Assigned task:
Reproduce the full listing exactly.

[Given information Boundary: Start]

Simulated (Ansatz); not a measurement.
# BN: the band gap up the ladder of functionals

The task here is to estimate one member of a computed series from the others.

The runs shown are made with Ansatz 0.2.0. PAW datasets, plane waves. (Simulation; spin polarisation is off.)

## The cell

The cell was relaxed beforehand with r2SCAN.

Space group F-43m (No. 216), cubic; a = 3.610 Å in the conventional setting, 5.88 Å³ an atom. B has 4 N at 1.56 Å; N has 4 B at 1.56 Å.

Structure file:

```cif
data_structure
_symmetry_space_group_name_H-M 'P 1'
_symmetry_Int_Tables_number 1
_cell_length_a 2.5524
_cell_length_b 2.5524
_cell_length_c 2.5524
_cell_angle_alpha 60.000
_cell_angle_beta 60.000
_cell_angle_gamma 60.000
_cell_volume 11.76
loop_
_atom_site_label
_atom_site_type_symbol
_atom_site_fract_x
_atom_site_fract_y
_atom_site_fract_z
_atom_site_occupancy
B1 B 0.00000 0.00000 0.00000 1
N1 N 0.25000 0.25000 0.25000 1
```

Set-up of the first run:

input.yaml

[Given information Boundary: End]

Task output:
Simulated (Ansatz); not a measurement.
# BN: the band gap up the ladder of functionals

The task here is to estimate one member of a computed series from the others.

The runs shown are made with Ansatz 0.2.0. PAW datasets, plane waves. (Simulation; spin polarisation is off.)

## The cell

The cell was relaxed beforehand with r2SCAN.

Space group F-43m (No. 216), cubic; a = 3.610 Å in the conventional setting, 5.88 Å³ an atom. B has 4 N at 1.56 Å; N has 4 B at 1.56 Å.

Structure file:

```cif
data_structure
_symmetry_space_group_name_H-M 'P 1'
_symmetry_Int_Tables_number 1
_cell_length_a 2.5524
_cell_length_b 2.5524
_cell_length_c 2.5524
_cell_angle_alpha 60.000
_cell_angle_beta 60.000
_cell_angle_gamma 60.000
_cell_volume 11.76
loop_
_atom_site_label
_atom_site_type_symbol
_atom_site_fract_x
_atom_site_fract_y
_atom_site_fract_z
_atom_site_occupancy
B1 B 0.00000 0.00000 0.00000 1
N1 N 0.25000 0.25000 0.25000 1
```

Set-up of the first run:

input.yaml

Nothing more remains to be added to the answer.